BEGIN
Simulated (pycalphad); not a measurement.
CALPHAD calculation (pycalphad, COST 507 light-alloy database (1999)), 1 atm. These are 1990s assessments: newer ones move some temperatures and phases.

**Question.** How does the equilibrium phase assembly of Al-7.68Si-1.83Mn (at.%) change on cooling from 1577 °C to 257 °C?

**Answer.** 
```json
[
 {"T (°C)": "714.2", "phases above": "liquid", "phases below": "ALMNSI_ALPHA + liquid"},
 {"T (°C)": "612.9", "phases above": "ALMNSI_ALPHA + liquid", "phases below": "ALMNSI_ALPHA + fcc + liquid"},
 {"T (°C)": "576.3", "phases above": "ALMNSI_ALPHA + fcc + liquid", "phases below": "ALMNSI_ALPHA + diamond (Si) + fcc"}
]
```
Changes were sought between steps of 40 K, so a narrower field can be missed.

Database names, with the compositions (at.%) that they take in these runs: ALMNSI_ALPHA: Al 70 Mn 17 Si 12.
END

Assigned task - Search the listing above for the lines with "CALPHAD calculation (pycalphad, COST" and "Changes were sought", then output those lines and all lines between them exactly.

Answer area -
CALPHAD calculation (pycalphad, COST 507 light-alloy database (1999)), 1 atm. These are 1990s assessments: newer ones move some temperatures and phases.

**Question.** How does the equilibrium phase assembly of Al-7.68Si-1.83Mn (at.%) change on cooling from 1577 °C to 257 °C?

**Answer.** 
```json
[
 {"T (°C)": "714.2", "phases above": "liquid", "phases below": "ALMNSI_ALPHA + liquid"},
 {"T (°C)": "612.9", "phases above": "ALMNSI_ALPHA + liquid", "phases below": "ALMNSI_ALPHA + fcc + liquid"},
 {"T (°C)": "576.3", "phases above": "ALMNSI_ALPHA + fcc + liquid", "phases below": "ALMNSI_ALPHA + diamond (Si) + fcc"}
]
```
Changes were sought between steps of 40 K, so a narrower field can be missed.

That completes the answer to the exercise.